_ _ _ _
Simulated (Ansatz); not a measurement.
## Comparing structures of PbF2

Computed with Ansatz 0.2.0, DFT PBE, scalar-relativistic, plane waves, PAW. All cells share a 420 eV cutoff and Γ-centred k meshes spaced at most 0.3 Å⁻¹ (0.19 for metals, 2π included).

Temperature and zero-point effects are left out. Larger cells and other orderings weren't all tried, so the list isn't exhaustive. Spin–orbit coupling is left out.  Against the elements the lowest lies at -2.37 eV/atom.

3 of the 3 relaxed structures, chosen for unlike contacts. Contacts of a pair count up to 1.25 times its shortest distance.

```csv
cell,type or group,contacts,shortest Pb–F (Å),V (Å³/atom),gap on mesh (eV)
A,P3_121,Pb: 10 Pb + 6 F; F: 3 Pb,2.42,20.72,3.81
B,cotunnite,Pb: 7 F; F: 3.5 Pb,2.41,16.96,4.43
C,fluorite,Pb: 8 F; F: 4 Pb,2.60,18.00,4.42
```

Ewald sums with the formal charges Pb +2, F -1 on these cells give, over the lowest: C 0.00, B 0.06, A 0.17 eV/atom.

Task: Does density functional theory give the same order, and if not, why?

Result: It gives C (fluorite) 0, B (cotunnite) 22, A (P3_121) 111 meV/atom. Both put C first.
_ _ _ _

Each record needs to be copied out again, letter for letter.

Simulated (Ansatz); not a measurement.
## Comparing structures of PbF2

Computed with Ansatz 0.2.0, DFT PBE, scalar-relativistic, plane waves, PAW. All cells share a 420 eV cutoff and Γ-centred k meshes spaced at most 0.3 Å⁻¹ (0.19 for metals, 2π included).

Temperature and zero-point effects are left out. Larger cells and other orderings weren't all tried, so the list isn't exhaustive. Spin–orbit coupling is left out.  Against the elements the lowest lies at -2.37 eV/atom.

3 of the 3 relaxed structures, chosen for unlike contacts. Contacts of a pair count up to 1.25 times its shortest distance.

```csv
cell,type or group,contacts,shortest Pb–F (Å),V (Å³/atom),gap on mesh (eV)
A,P3_121,Pb: 10 Pb + 6 F; F: 3 Pb,2.42,20.72,3.81
B,cotunnite,Pb: 7 F; F: 3.5 Pb,2.41,16.96,4.43
C,fluorite,Pb: 8 F; F: 4 Pb,2.60,18.00,4.42
```

Ewald sums with the formal charges Pb +2, F -1 on these cells give, over the lowest: C 0.00, B 0.06, A 0.17 eV/atom.

Task: Does density functional theory give the same order, and if not, why?

Result: It gives C (fluorite) 0, B (cotunnite) 22, A (P3_121) 111 meV/atom. Both put C first.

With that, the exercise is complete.